*EXERCISE*
Your response should consist of every line below, reproduced without alteration.

· · · · · · ·

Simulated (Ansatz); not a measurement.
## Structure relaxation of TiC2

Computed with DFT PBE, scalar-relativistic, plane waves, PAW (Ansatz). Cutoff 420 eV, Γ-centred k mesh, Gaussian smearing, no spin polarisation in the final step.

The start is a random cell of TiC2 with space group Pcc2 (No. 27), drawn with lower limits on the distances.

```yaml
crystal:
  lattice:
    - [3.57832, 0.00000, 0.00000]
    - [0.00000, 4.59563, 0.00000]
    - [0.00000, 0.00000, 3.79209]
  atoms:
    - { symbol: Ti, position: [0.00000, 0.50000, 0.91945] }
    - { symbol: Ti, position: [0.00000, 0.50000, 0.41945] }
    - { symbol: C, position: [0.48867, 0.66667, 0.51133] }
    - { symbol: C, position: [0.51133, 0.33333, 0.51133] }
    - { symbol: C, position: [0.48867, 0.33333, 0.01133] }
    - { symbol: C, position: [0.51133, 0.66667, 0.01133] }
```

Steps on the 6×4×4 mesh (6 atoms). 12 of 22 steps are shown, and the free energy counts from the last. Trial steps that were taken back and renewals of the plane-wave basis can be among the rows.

· · · · · · ·

*ANSWER AREA*
Simulated (Ansatz); not a measurement.
## Structure relaxation of TiC2

Computed with DFT PBE, scalar-relativistic, plane waves, PAW (Ansatz). Cutoff 420 eV, Γ-centred k mesh, Gaussian smearing, no spin polarisation in the final step.

The start is a random cell of TiC2 with space group Pcc2 (No. 27), drawn with lower limits on the distances.

```yaml
crystal:
  lattice:
    - [3.57832, 0.00000, 0.00000]
    - [0.00000, 4.59563, 0.00000]
    - [0.00000, 0.00000, 3.79209]
  atoms:
    - { symbol: Ti, position: [0.00000, 0.50000, 0.91945] }
    - { symbol: Ti, position: [0.00000, 0.50000, 0.41945] }
    - { symbol: C, position: [0.48867, 0.66667, 0.51133] }
    - { symbol: C, position: [0.51133, 0.33333, 0.51133] }
    - { symbol: C, position: [0.48867, 0.33333, 0.01133] }
    - { symbol: C, position: [0.51133, 0.66667, 0.01133] }
```

Steps on the 6×4×4 mesh (6 atoms). 12 of 22 steps are shown, and the free energy counts from the last. Trial steps that were taken back and renewals of the plane-wave basis can be among the rows.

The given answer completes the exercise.